Work order:
From the data below, please reproduce exactly everything from the line that contains "The ELF of 3" down to the line that contains "Method: Kohn-Sham DFT", with both ends included.

Given information:
______
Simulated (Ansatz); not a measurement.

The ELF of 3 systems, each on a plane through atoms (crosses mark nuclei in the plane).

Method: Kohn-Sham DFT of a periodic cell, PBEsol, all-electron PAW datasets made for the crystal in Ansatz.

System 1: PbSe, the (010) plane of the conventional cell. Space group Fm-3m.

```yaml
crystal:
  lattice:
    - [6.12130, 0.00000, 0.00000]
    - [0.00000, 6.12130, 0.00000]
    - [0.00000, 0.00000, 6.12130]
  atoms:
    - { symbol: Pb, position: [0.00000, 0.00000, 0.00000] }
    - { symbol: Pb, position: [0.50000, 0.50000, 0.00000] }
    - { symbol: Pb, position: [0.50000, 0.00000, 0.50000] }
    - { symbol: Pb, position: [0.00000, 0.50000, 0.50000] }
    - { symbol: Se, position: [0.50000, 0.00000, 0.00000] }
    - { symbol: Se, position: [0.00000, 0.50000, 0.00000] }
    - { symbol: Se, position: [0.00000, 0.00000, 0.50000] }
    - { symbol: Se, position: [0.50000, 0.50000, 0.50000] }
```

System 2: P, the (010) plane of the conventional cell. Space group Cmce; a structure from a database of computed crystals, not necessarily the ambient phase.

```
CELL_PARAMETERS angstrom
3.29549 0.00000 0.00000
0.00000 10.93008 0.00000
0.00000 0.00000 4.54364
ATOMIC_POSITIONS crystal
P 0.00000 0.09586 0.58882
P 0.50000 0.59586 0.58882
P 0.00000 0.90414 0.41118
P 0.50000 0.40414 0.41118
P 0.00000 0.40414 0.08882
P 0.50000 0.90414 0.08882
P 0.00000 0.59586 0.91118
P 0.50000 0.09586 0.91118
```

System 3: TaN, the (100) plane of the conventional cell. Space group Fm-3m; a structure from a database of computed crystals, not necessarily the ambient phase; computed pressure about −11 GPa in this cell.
______

Your response:
The ELF of 3 systems, each on a plane through atoms (crosses mark nuclei in the plane).

Method: Kohn-Sham DFT of a periodic cell, PBEsol, all-electron PAW datasets made for the crystal in Ansatz.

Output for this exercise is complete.